:: Data provided ::
******

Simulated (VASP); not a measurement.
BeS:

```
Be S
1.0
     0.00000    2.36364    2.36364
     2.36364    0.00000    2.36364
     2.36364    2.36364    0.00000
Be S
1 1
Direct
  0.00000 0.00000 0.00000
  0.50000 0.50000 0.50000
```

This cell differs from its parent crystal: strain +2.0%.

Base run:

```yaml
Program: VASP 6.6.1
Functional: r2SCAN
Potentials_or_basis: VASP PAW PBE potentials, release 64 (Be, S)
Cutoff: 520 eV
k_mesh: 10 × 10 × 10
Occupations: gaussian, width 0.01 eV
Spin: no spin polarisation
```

******

:: Exercise ::
Please write out the whole listing once more, exactly.

:: Response ::
Simulated (VASP); not a measurement.
BeS:

```
Be S
1.0
     0.00000    2.36364    2.36364
     2.36364    0.00000    2.36364
     2.36364    2.36364    0.00000
Be S
1 1
Direct
  0.00000 0.00000 0.00000
  0.50000 0.50000 0.50000
```

This cell differs from its parent crystal: strain +2.0%.

Base run:

```yaml
Program: VASP 6.6.1
Functional: r2SCAN
Potentials_or_basis: VASP PAW PBE potentials, release 64 (Be, S)
Cutoff: 520 eV
k_mesh: 10 × 10 × 10
Occupations: gaussian, width 0.01 eV
Spin: no spin polarisation
```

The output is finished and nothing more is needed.